■ **PROVIDED INFORMATION**
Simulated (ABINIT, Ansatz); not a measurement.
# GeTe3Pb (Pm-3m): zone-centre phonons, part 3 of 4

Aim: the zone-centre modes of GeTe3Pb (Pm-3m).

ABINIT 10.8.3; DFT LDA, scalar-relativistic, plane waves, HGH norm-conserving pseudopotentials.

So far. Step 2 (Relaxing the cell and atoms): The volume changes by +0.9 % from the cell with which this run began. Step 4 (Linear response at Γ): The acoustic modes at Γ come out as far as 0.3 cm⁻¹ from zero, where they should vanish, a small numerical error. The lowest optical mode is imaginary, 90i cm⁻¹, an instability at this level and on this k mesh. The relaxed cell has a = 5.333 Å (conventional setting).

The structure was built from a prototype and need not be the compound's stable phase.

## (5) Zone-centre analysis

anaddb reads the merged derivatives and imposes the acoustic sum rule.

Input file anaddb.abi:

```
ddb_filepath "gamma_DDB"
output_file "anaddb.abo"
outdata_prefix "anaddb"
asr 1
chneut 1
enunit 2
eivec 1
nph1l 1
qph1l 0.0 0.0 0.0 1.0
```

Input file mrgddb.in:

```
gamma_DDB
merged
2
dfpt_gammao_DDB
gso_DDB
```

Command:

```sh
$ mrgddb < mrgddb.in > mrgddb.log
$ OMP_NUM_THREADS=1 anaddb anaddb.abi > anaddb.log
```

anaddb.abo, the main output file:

■ **REQUIREMENT**
The lines from the start of the entries above through the line containing "ABINIT 10.8.3; DFT" are the ones to return, please; copy them exactly and include both ends.

■ **EXERCISE SOLUTION**
Simulated (ABINIT, Ansatz); not a measurement.
# GeTe3Pb (Pm-3m): zone-centre phonons, part 3 of 4

Aim: the zone-centre modes of GeTe3Pb (Pm-3m).

ABINIT 10.8.3; DFT LDA, scalar-relativistic, plane waves, HGH norm-conserving pseudopotentials.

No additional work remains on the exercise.